↓

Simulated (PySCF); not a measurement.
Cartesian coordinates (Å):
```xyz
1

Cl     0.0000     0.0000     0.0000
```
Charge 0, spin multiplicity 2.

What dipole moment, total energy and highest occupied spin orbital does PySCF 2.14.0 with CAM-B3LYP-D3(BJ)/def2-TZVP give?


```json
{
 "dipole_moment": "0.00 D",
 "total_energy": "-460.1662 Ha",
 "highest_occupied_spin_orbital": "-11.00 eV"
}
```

↑

#### [REQUIRED ACTION]
Return every line of the listing, word for word.

#### [REPLY]
Simulated (PySCF); not a measurement.
Cartesian coordinates (Å):
```xyz
1

Cl     0.0000     0.0000     0.0000
```
Charge 0, spin multiplicity 2.

What dipole moment, total energy and highest occupied spin orbital does PySCF 2.14.0 with CAM-B3LYP-D3(BJ)/def2-TZVP give?


```json
{
 "dipole_moment": "0.00 D",
 "total_energy": "-460.1662 Ha",
 "highest_occupied_spin_orbital": "-11.00 eV"
}
```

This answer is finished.